▼

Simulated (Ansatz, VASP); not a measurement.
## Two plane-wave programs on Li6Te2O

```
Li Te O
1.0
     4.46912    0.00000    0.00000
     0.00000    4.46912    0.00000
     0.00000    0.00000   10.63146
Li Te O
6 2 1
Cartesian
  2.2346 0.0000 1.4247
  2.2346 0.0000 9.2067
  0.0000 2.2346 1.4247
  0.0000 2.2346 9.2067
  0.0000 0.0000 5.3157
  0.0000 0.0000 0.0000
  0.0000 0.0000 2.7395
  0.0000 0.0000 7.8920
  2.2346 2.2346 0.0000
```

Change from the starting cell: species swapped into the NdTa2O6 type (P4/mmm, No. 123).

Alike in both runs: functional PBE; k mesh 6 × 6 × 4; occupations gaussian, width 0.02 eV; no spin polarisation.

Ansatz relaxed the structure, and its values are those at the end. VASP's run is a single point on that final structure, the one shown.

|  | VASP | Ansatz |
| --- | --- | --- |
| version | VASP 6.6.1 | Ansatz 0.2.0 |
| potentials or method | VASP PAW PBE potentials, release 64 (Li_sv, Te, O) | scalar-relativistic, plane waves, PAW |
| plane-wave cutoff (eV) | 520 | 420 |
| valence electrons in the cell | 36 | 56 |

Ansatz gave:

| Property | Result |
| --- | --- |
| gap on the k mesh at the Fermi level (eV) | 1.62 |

▲

Work item ->
Each line of the listing is to be repeated without alteration.

Expected answer ->
Simulated (Ansatz, VASP); not a measurement.
## Two plane-wave programs on Li6Te2O

```
Li Te O
1.0
     4.46912    0.00000    0.00000
     0.00000    4.46912    0.00000
     0.00000    0.00000   10.63146
Li Te O
6 2 1
Cartesian
  2.2346 0.0000 1.4247
  2.2346 0.0000 9.2067
  0.0000 2.2346 1.4247
  0.0000 2.2346 9.2067
  0.0000 0.0000 5.3157
  0.0000 0.0000 0.0000
  0.0000 0.0000 2.7395
  0.0000 0.0000 7.8920
  2.2346 2.2346 0.0000
```

Change from the starting cell: species swapped into the NdTa2O6 type (P4/mmm, No. 123).

Alike in both runs: functional PBE; k mesh 6 × 6 × 4; occupations gaussian, width 0.02 eV; no spin polarisation.

Ansatz relaxed the structure, and its values are those at the end. VASP's run is a single point on that final structure, the one shown.

|  | VASP | Ansatz |
| --- | --- | --- |
| version | VASP 6.6.1 | Ansatz 0.2.0 |
| potentials or method | VASP PAW PBE potentials, release 64 (Li_sv, Te, O) | scalar-relativistic, plane waves, PAW |
| plane-wave cutoff (eV) | 520 | 420 |
| valence electrons in the cell | 36 | 56 |

Ansatz gave:

| Property | Result |
| --- | --- |
| gap on the k mesh at the Fermi level (eV) | 1.62 |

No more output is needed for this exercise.